● **WORK INSTRUCTION**
Please write out, exactly, every line of the listing from its first line through the one that includes "Every bond is".

/---
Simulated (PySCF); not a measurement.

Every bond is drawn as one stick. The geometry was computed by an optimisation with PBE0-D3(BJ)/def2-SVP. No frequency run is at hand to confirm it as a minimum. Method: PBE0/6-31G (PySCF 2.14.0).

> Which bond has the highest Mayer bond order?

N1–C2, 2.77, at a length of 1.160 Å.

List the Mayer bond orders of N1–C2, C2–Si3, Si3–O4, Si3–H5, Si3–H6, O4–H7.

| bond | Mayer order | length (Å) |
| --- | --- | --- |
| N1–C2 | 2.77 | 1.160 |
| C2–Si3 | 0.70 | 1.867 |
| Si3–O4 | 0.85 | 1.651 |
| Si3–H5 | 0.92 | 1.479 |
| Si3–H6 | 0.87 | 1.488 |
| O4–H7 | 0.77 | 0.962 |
\---

● **WRITTEN SOLUTION**
Simulated (PySCF); not a measurement.

Every bond is drawn as one stick. The geometry was computed by an optimisation with PBE0-D3(BJ)/def2-SVP. No frequency run is at hand to confirm it as a minimum. Method: PBE0/6-31G (PySCF 2.14.0).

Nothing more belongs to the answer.